• _Required action_:
In the entries below, find the line with "Structure (B3LYP-D3(BJ)/def2-TZVP (Ansatz, a" and print exactly every line from there up to and including the line with "Ansatz | -2997.35946 |", with no other lines.

Start of Listed records

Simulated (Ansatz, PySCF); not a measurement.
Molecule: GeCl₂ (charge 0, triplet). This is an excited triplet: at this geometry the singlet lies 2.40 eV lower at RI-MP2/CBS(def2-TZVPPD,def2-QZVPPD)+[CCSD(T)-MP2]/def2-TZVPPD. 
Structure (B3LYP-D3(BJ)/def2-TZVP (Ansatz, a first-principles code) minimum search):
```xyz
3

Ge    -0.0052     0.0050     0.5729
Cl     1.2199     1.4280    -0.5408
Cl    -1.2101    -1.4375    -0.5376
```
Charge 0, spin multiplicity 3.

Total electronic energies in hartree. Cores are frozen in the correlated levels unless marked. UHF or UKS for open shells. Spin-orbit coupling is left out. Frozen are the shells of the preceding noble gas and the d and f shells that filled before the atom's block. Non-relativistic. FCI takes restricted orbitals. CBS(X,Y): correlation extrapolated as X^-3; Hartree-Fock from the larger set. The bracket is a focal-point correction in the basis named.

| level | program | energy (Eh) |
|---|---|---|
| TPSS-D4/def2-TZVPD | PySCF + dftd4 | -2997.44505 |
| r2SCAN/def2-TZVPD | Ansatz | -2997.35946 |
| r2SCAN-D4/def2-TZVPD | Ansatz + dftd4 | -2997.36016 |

End of Listed records

• _Task output_:
Structure (B3LYP-D3(BJ)/def2-TZVP (Ansatz, a first-principles code) minimum search):
```xyz
3

Ge    -0.0052     0.0050     0.5729
Cl     1.2199     1.4280    -0.5408
Cl    -1.2101    -1.4375    -0.5376
```
Charge 0, spin multiplicity 3.

Total electronic energies in hartree. Cores are frozen in the correlated levels unless marked. UHF or UKS for open shells. Spin-orbit coupling is left out. Frozen are the shells of the preceding noble gas and the d and f shells that filled before the atom's block. Non-relativistic. FCI takes restricted orbitals. CBS(X,Y): correlation extrapolated as X^-3; Hartree-Fock from the larger set. The bracket is a focal-point correction in the basis named.

| level | program | energy (Eh) |
|---|---|---|
| TPSS-D4/def2-TZVPD | PySCF + dftd4 | -2997.44505 |
| r2SCAN/def2-TZVPD | Ansatz | -2997.35946 |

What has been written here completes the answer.